DATASET EXCERPTS
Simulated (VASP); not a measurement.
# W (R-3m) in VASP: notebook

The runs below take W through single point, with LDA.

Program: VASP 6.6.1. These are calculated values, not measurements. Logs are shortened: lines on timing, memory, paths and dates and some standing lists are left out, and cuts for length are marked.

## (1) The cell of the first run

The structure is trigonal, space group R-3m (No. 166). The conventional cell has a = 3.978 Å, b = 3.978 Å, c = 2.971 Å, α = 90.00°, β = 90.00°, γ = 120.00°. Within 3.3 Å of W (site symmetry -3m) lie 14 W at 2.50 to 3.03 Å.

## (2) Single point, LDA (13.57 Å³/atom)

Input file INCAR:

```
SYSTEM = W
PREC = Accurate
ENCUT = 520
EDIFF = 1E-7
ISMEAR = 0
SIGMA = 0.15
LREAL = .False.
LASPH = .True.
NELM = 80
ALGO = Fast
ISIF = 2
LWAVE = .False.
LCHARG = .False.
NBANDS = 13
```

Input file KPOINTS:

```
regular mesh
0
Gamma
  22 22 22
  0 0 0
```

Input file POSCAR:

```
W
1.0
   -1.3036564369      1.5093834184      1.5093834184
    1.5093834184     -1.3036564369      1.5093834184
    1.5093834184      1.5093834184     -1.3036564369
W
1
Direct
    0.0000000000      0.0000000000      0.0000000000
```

WORK REQUEST
Repeat every line of the data verbatim.

EXERCISE RESULT
Simulated (VASP); not a measurement.
# W (R-3m) in VASP: notebook

The runs below take W through single point, with LDA.

Program: VASP 6.6.1. These are calculated values, not measurements. Logs are shortened: lines on timing, memory, paths and dates and some standing lists are left out, and cuts for length are marked.

## (1) The cell of the first run

The structure is trigonal, space group R-3m (No. 166). The conventional cell has a = 3.978 Å, b = 3.978 Å, c = 2.971 Å, α = 90.00°, β = 90.00°, γ = 120.00°. Within 3.3 Å of W (site symmetry -3m) lie 14 W at 2.50 to 3.03 Å.

## (2) Single point, LDA (13.57 Å³/atom)

Input file INCAR:

```
SYSTEM = W
PREC = Accurate
ENCUT = 520
EDIFF = 1E-7
ISMEAR = 0
SIGMA = 0.15
LREAL = .False.
LASPH = .True.
NELM = 80
ALGO = Fast
ISIF = 2
LWAVE = .False.
LCHARG = .False.
NBANDS = 13
```

Input file KPOINTS:

```
regular mesh
0
Gamma
  22 22 22
  0 0 0
```

Input file POSCAR:

```
W
1.0
   -1.3036564369      1.5093834184      1.5093834184
    1.5093834184     -1.3036564369      1.5093834184
    1.5093834184      1.5093834184     -1.3036564369
W
1
Direct
    0.0000000000      0.0000000000      0.0000000000
```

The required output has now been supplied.